Exercise = Where the records below show a line containing "Theory: PBE0-D3(BJ)/def2-SVP geometry", start copying; end with the line containing "Which geometry has the lower energy?", and copy it too.

Given records =
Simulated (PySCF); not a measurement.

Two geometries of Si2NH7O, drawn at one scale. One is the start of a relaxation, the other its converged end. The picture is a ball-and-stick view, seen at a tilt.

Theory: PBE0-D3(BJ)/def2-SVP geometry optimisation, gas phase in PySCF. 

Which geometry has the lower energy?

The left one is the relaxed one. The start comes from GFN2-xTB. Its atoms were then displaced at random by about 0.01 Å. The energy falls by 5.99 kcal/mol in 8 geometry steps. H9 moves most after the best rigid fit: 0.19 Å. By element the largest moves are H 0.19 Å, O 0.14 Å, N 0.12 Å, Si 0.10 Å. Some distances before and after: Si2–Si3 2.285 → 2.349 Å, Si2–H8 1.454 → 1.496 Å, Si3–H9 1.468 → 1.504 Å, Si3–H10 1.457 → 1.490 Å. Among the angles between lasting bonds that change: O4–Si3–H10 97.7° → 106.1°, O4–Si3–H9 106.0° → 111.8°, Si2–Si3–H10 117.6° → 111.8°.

Solution =
Theory: PBE0-D3(BJ)/def2-SVP geometry optimisation, gas phase in PySCF. 

Which geometry has the lower energy?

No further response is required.